---------- RECORD EXCERPTS

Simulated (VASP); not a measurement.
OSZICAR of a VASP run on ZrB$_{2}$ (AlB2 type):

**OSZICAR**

--------------------

Retype the material in full. Each word must match.

TASK RESULT
Simulated (VASP); not a measurement.
OSZICAR of a VASP run on ZrB$_{2}$ (AlB2 type):

**OSZICAR**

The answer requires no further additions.